▸ Work order:
The first line of the entries below, the line containing "1.6401 | 0.7199 |", and every line between them should be repeated exactly, and nothing else.

▸ Information provided:
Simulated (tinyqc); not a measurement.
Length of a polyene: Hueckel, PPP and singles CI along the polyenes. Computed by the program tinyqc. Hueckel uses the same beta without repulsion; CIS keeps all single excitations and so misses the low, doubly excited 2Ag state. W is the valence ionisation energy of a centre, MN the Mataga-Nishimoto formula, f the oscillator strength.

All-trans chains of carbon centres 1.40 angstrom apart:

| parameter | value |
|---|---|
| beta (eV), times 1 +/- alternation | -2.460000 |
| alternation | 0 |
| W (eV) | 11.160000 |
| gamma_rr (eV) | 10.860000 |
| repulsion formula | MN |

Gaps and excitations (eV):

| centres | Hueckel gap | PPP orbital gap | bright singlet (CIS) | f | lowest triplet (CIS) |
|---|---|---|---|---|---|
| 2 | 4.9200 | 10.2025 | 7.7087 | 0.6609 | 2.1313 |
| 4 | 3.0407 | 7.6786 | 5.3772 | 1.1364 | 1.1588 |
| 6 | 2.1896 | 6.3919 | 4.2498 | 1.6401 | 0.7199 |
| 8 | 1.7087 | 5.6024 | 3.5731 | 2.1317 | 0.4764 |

▸ Worked solution:
Simulated (tinyqc); not a measurement.
Length of a polyene: Hueckel, PPP and singles CI along the polyenes. Computed by the program tinyqc. Hueckel uses the same beta without repulsion; CIS keeps all single excitations and so misses the low, doubly excited 2Ag state. W is the valence ionisation energy of a centre, MN the Mataga-Nishimoto formula, f the oscillator strength.

All-trans chains of carbon centres 1.40 angstrom apart:

| parameter | value |
|---|---|
| beta (eV), times 1 +/- alternation | -2.460000 |
| alternation | 0 |
| W (eV) | 11.160000 |
| gamma_rr (eV) | 10.860000 |
| repulsion formula | MN |

Gaps and excitations (eV):

| centres | Hueckel gap | PPP orbital gap | bright singlet (CIS) | f | lowest triplet (CIS) |
|---|---|---|---|---|---|
| 2 | 4.9200 | 10.2025 | 7.7087 | 0.6609 | 2.1313 |
| 4 | 3.0407 | 7.6786 | 5.3772 | 1.1364 | 1.1588 |
| 6 | 2.1896 | 6.3919 | 4.2498 | 1.6401 | 0.7199 |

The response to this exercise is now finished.